# Supplied information
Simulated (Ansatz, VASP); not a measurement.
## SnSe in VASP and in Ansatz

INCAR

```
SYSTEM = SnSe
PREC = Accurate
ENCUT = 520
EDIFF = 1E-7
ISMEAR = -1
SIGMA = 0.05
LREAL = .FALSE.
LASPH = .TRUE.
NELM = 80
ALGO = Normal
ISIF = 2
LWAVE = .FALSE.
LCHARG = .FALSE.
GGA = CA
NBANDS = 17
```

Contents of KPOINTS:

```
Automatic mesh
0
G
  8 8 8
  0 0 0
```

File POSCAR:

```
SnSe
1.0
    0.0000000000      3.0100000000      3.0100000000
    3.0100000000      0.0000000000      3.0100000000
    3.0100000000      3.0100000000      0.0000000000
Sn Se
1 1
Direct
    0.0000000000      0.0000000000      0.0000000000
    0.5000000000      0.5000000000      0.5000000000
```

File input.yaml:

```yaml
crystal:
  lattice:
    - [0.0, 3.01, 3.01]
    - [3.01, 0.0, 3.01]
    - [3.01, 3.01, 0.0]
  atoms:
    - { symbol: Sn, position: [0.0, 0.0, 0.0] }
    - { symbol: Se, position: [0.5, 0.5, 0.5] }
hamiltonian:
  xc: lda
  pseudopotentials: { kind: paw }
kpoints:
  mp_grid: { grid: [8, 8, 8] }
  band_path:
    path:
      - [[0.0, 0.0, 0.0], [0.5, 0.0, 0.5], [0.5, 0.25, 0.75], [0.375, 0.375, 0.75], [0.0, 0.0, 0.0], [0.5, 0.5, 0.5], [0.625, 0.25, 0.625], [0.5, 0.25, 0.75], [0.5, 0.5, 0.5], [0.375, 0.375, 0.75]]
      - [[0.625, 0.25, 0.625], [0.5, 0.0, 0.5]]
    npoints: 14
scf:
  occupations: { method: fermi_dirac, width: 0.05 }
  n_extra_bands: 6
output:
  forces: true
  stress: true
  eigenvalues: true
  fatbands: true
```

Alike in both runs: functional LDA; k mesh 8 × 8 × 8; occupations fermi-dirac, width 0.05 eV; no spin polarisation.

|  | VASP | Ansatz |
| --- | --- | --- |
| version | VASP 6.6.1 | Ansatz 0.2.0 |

# Assignment
Stop at the line containing "VASP | Ansatz |". Please print exactly every line before it from the start of the records, plus that line itself, and nothing else.

# Written answer
Simulated (Ansatz, VASP); not a measurement.
## SnSe in VASP and in Ansatz

INCAR

```
SYSTEM = SnSe
PREC = Accurate
ENCUT = 520
EDIFF = 1E-7
ISMEAR = -1
SIGMA = 0.05
LREAL = .FALSE.
LASPH = .TRUE.
NELM = 80
ALGO = Normal
ISIF = 2
LWAVE = .FALSE.
LCHARG = .FALSE.
GGA = CA
NBANDS = 17
```

Contents of KPOINTS:

```
Automatic mesh
0
G
  8 8 8
  0 0 0
```

File POSCAR:

```
SnSe
1.0
    0.0000000000      3.0100000000      3.0100000000
    3.0100000000      0.0000000000      3.0100000000
    3.0100000000      3.0100000000      0.0000000000
Sn Se
1 1
Direct
    0.0000000000      0.0000000000      0.0000000000
    0.5000000000      0.5000000000      0.5000000000
```

File input.yaml:

```yaml
crystal:
  lattice:
    - [0.0, 3.01, 3.01]
    - [3.01, 0.0, 3.01]
    - [3.01, 3.01, 0.0]
  atoms:
    - { symbol: Sn, position: [0.0, 0.0, 0.0] }
    - { symbol: Se, position: [0.5, 0.5, 0.5] }
hamiltonian:
  xc: lda
  pseudopotentials: { kind: paw }
kpoints:
  mp_grid: { grid: [8, 8, 8] }
  band_path:
    path:
      - [[0.0, 0.0, 0.0], [0.5, 0.0, 0.5], [0.5, 0.25, 0.75], [0.375, 0.375, 0.75], [0.0, 0.0, 0.0], [0.5, 0.5, 0.5], [0.625, 0.25, 0.625], [0.5, 0.25, 0.75], [0.5, 0.5, 0.5], [0.375, 0.375, 0.75]]
      - [[0.625, 0.25, 0.625], [0.5, 0.0, 0.5]]
    npoints: 14
scf:
  occupations: { method: fermi_dirac, width: 0.05 }
  n_extra_bands: 6
output:
  forces: true
  stress: true
  eigenvalues: true
  fatbands: true
```

Alike in both runs: functional LDA; k mesh 8 × 8 × 8; occupations fermi-dirac, width 0.05 eV; no spin polarisation.

|  | VASP | Ansatz |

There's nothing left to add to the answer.